** Opening Excerpted records block **
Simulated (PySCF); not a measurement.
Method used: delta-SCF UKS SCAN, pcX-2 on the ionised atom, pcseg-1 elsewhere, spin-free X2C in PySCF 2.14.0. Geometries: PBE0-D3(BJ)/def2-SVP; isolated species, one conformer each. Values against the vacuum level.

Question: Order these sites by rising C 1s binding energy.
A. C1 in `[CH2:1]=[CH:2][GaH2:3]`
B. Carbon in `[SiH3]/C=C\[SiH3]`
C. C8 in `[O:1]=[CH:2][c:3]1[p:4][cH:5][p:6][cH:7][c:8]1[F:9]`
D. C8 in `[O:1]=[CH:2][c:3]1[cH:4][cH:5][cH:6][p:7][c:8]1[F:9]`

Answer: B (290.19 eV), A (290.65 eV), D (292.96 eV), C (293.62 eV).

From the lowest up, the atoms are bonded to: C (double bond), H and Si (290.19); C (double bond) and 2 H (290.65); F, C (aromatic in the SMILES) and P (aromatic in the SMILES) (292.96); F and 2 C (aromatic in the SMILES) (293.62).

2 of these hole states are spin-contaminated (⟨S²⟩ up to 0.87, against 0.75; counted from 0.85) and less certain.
** Closing Excerpted records block **

Work task: Starting with the first line of the listing above and ending with the line that holds "From the lowest", return those lines exactly as written, both included.

Written answer:
Simulated (PySCF); not a measurement.
Method used: delta-SCF UKS SCAN, pcX-2 on the ionised atom, pcseg-1 elsewhere, spin-free X2C in PySCF 2.14.0. Geometries: PBE0-D3(BJ)/def2-SVP; isolated species, one conformer each. Values against the vacuum level.

Question: Order these sites by rising C 1s binding energy.
A. C1 in `[CH2:1]=[CH:2][GaH2:3]`
B. Carbon in `[SiH3]/C=C\[SiH3]`
C. C8 in `[O:1]=[CH:2][c:3]1[p:4][cH:5][p:6][cH:7][c:8]1[F:9]`
D. C8 in `[O:1]=[CH:2][c:3]1[cH:4][cH:5][cH:6][p:7][c:8]1[F:9]`

Answer: B (290.19 eV), A (290.65 eV), D (292.96 eV), C (293.62 eV).

From the lowest up, the atoms are bonded to: C (double bond), H and Si (290.19); C (double bond) and 2 H (290.65); F, C (aromatic in the SMILES) and P (aromatic in the SMILES) (292.96); F and 2 C (aromatic in the SMILES) (293.62).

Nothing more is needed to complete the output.